**Task item**
Output each line of the data word for word, from the first through the line that holds "It took 16 min", and leave off whatever follows.

**Provided information**
________
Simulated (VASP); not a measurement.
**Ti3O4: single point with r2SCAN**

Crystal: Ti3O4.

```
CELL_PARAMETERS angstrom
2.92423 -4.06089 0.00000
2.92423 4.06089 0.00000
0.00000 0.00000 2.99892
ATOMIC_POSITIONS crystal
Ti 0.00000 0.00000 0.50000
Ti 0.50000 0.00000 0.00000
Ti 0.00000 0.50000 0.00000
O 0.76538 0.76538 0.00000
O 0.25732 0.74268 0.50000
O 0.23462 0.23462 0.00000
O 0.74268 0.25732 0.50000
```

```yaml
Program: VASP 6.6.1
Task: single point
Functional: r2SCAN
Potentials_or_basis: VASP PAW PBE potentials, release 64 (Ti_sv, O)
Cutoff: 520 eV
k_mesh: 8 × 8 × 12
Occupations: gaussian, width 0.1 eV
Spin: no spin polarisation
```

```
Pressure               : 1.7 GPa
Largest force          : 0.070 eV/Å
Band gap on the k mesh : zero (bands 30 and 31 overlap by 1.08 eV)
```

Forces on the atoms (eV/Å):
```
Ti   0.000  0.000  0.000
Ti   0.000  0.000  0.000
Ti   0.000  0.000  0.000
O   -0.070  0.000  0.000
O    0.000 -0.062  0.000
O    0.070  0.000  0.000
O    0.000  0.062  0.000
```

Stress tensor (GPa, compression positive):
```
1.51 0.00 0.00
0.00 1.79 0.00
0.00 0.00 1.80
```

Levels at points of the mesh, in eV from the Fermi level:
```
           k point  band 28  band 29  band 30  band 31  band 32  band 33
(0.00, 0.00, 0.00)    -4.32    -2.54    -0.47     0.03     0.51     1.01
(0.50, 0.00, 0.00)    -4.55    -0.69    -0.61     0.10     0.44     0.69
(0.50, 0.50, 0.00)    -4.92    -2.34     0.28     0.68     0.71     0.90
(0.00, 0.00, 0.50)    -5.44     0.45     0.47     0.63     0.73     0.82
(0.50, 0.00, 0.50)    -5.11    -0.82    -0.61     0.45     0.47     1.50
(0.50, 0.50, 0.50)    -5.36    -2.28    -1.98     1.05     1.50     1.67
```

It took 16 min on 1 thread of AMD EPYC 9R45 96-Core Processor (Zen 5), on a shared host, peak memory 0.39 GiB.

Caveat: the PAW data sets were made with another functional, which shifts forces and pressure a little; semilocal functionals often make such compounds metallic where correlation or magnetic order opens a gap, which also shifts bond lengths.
________

**Written answer**
Simulated (VASP); not a measurement.
**Ti3O4: single point with r2SCAN**

Crystal: Ti3O4.

```
CELL_PARAMETERS angstrom
2.92423 -4.06089 0.00000
2.92423 4.06089 0.00000
0.00000 0.00000 2.99892
ATOMIC_POSITIONS crystal
Ti 0.00000 0.00000 0.50000
Ti 0.50000 0.00000 0.00000
Ti 0.00000 0.50000 0.00000
O 0.76538 0.76538 0.00000
O 0.25732 0.74268 0.50000
O 0.23462 0.23462 0.00000
O 0.74268 0.25732 0.50000
```

```yaml
Program: VASP 6.6.1
Task: single point
Functional: r2SCAN
Potentials_or_basis: VASP PAW PBE potentials, release 64 (Ti_sv, O)
Cutoff: 520 eV
k_mesh: 8 × 8 × 12
Occupations: gaussian, width 0.1 eV
Spin: no spin polarisation
```

```
Pressure               : 1.7 GPa
Largest force          : 0.070 eV/Å
Band gap on the k mesh : zero (bands 30 and 31 overlap by 1.08 eV)
```

Forces on the atoms (eV/Å):
```
Ti   0.000  0.000  0.000
Ti   0.000  0.000  0.000
Ti   0.000  0.000  0.000
O   -0.070  0.000  0.000
O    0.000 -0.062  0.000
O    0.070  0.000  0.000
O    0.000  0.062  0.000
```

Stress tensor (GPa, compression positive):
```
1.51 0.00 0.00
0.00 1.79 0.00
0.00 0.00 1.80
```

Levels at points of the mesh, in eV from the Fermi level:
```
           k point  band 28  band 29  band 30  band 31  band 32  band 33
(0.00, 0.00, 0.00)    -4.32    -2.54    -0.47     0.03     0.51     1.01
(0.50, 0.00, 0.00)    -4.55    -0.69    -0.61     0.10     0.44     0.69
(0.50, 0.50, 0.00)    -4.92    -2.34     0.28     0.68     0.71     0.90
(0.00, 0.00, 0.50)    -5.44     0.45     0.47     0.63     0.73     0.82
(0.50, 0.00, 0.50)    -5.11    -0.82    -0.61     0.45     0.47     1.50
(0.50, 0.50, 0.50)    -5.36    -2.28    -1.98     1.05     1.50     1.67
```

It took 16 min on 1 thread of AMD EPYC 9R45 96-Core Processor (Zen 5), on a shared host, peak memory 0.39 GiB.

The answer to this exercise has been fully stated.